* Listed records *
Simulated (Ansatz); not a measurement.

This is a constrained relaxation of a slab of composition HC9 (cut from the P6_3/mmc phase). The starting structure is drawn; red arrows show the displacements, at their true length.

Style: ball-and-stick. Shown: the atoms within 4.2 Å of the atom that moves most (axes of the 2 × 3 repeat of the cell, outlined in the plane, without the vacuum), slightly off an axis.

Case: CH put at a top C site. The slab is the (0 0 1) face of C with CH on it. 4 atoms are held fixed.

* Required action *
Transcribe the entire listing above exactly as written.

* Written solution *
Simulated (Ansatz); not a measurement.

This is a constrained relaxation of a slab of composition HC9 (cut from the P6_3/mmc phase). The starting structure is drawn; red arrows show the displacements, at their true length.

Style: ball-and-stick. Shown: the atoms within 4.2 Å of the atom that moves most (axes of the 2 × 3 repeat of the cell, outlined in the plane, without the vacuum), slightly off an axis.

Case: CH put at a top C site. The slab is the (0 0 1) face of C with CH on it. 4 atoms are held fixed.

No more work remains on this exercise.